WORK ITEM: Of the entries below, return exactly those lines that fall between the one containing "Structure types of" and the one containing "Q: At about", the two end lines included.

SUPPLIED DATA Start Marker
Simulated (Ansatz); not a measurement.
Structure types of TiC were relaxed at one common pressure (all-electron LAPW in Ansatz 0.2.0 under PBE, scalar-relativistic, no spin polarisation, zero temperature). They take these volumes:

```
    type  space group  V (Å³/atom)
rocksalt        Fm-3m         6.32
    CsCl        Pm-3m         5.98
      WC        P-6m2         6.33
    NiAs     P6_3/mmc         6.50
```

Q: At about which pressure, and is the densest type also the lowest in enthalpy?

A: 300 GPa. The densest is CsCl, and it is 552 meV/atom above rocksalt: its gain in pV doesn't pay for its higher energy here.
SUPPLIED DATA End Marker

ANSWER SPACE:
Structure types of TiC were relaxed at one common pressure (all-electron LAPW in Ansatz 0.2.0 under PBE, scalar-relativistic, no spin polarisation, zero temperature). They take these volumes:

```
    type  space group  V (Å³/atom)
rocksalt        Fm-3m         6.32
    CsCl        Pm-3m         5.98
      WC        P-6m2         6.33
    NiAs     P6_3/mmc         6.50
```

Q: At about which pressure, and is the densest type also the lowest in enthalpy?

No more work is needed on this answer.